Provided records:
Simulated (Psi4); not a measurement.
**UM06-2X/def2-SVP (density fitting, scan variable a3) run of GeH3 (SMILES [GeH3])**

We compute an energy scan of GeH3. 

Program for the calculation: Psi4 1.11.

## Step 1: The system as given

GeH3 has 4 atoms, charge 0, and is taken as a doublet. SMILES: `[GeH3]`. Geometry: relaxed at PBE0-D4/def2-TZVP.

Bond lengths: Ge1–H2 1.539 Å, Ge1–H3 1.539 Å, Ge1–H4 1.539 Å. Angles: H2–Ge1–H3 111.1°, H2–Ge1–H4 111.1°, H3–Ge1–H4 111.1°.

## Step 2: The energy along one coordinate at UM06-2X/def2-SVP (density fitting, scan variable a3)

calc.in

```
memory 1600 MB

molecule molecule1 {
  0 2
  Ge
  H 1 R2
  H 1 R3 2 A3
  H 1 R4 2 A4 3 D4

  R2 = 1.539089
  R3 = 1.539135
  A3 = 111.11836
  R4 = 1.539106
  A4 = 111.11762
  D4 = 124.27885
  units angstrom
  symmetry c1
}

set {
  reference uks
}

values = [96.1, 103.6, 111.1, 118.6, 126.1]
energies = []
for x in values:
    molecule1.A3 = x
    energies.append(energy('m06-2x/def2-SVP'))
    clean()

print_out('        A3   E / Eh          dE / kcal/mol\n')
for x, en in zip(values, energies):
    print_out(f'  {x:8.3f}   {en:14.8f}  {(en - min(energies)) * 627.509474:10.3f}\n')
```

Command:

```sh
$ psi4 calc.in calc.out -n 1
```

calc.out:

Exercise: Copy the records above faithfully. Begin at their first line, end at the line containing "## Step 1: The system as given", and include nothing else.

Response:
Simulated (Psi4); not a measurement.
**UM06-2X/def2-SVP (density fitting, scan variable a3) run of GeH3 (SMILES [GeH3])**

We compute an energy scan of GeH3. 

Program for the calculation: Psi4 1.11.

## Step 1: The system as given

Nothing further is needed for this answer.